■ **Brief**: Restate the whole listing exactly, leaving nothing out.

[Start of section]

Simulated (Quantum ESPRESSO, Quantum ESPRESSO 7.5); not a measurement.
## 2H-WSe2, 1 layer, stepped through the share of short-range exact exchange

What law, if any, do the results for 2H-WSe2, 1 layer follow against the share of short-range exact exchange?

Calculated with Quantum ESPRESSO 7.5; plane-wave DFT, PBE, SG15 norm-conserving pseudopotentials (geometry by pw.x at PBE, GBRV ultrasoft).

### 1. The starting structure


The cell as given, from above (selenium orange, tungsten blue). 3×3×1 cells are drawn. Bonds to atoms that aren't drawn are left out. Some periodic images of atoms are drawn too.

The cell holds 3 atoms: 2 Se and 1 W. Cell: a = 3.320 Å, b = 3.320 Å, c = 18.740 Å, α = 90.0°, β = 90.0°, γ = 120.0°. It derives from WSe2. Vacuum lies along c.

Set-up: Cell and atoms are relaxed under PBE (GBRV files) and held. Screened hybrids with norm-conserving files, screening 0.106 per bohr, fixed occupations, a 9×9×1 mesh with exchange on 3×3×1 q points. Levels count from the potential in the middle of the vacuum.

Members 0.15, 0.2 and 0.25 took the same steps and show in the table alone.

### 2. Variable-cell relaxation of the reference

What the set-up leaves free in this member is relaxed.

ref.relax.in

[End of section]

■ **Task result**:
Simulated (Quantum ESPRESSO, Quantum ESPRESSO 7.5); not a measurement.
## 2H-WSe2, 1 layer, stepped through the share of short-range exact exchange

What law, if any, do the results for 2H-WSe2, 1 layer follow against the share of short-range exact exchange?

Calculated with Quantum ESPRESSO 7.5; plane-wave DFT, PBE, SG15 norm-conserving pseudopotentials (geometry by pw.x at PBE, GBRV ultrasoft).

### 1. The starting structure


The cell as given, from above (selenium orange, tungsten blue). 3×3×1 cells are drawn. Bonds to atoms that aren't drawn are left out. Some periodic images of atoms are drawn too.

The cell holds 3 atoms: 2 Se and 1 W. Cell: a = 3.320 Å, b = 3.320 Å, c = 18.740 Å, α = 90.0°, β = 90.0°, γ = 120.0°. It derives from WSe2. Vacuum lies along c.

Set-up: Cell and atoms are relaxed under PBE (GBRV files) and held. Screened hybrids with norm-conserving files, screening 0.106 per bohr, fixed occupations, a 9×9×1 mesh with exchange on 3×3×1 q points. Levels count from the potential in the middle of the vacuum.

Members 0.15, 0.2 and 0.25 took the same steps and show in the table alone.

### 2. Variable-cell relaxation of the reference

What the set-up leaves free in this member is relaxed.

ref.relax.in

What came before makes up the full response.